= Data provided =
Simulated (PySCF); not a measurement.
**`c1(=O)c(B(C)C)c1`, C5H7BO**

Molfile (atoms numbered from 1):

= Requirement =
The material should be transcribed in full, character for character.

= Exercise answer =
Simulated (PySCF); not a measurement.
**`c1(=O)c(B(C)C)c1`, C5H7BO**

Molfile (atoms numbered from 1):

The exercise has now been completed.